=== Section Start ===
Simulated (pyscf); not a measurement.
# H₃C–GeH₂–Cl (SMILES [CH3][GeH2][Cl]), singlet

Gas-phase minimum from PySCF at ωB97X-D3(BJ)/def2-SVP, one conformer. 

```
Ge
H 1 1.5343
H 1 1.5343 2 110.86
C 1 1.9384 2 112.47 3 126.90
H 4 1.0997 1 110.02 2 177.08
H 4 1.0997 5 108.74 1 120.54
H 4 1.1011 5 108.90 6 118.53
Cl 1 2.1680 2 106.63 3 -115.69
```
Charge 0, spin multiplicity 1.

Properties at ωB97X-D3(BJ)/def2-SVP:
=== Section End ===

BRIEF:
Line by line, transcribe the data exactly.

RESPONSE AREA:
Simulated (pyscf); not a measurement.
# H₃C–GeH₂–Cl (SMILES [CH3][GeH2][Cl]), singlet

Gas-phase minimum from PySCF at ωB97X-D3(BJ)/def2-SVP, one conformer. 

```
Ge
H 1 1.5343
H 1 1.5343 2 110.86
C 1 1.9384 2 112.47 3 126.90
H 4 1.0997 1 110.02 2 177.08
H 4 1.0997 5 108.74 1 120.54
H 4 1.1011 5 108.90 6 118.53
Cl 1 2.1680 2 106.63 3 -115.69
```
Charge 0, spin multiplicity 1.

Properties at ωB97X-D3(BJ)/def2-SVP:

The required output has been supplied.